TASK ITEM
Reproduce the entries. Match every word.

MATERIAL PROVIDED
_____

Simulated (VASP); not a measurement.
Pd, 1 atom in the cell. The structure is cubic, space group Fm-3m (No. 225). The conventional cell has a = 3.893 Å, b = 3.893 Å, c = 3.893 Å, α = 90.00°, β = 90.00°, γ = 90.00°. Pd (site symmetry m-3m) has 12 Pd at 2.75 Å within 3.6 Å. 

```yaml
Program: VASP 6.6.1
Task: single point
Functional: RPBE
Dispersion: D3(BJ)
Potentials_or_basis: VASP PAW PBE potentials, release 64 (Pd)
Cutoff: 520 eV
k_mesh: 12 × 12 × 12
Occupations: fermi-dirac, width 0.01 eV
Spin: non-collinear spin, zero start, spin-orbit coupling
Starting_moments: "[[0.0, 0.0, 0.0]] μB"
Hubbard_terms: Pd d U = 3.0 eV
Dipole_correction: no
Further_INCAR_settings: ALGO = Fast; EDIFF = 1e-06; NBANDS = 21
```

_____

REPLY
Simulated (VASP); not a measurement.
Pd, 1 atom in the cell. The structure is cubic, space group Fm-3m (No. 225). The conventional cell has a = 3.893 Å, b = 3.893 Å, c = 3.893 Å, α = 90.00°, β = 90.00°, γ = 90.00°. Pd (site symmetry m-3m) has 12 Pd at 2.75 Å within 3.6 Å. 

```yaml
Program: VASP 6.6.1
Task: single point
Functional: RPBE
Dispersion: D3(BJ)
Potentials_or_basis: VASP PAW PBE potentials, release 64 (Pd)
Cutoff: 520 eV
k_mesh: 12 × 12 × 12
Occupations: fermi-dirac, width 0.01 eV
Spin: non-collinear spin, zero start, spin-orbit coupling
Starting_moments: "[[0.0, 0.0, 0.0]] μB"
Hubbard_terms: Pd d U = 3.0 eV
Dipole_correction: no
Further_INCAR_settings: ALGO = Fast; EDIFF = 1e-06; NBANDS = 21
```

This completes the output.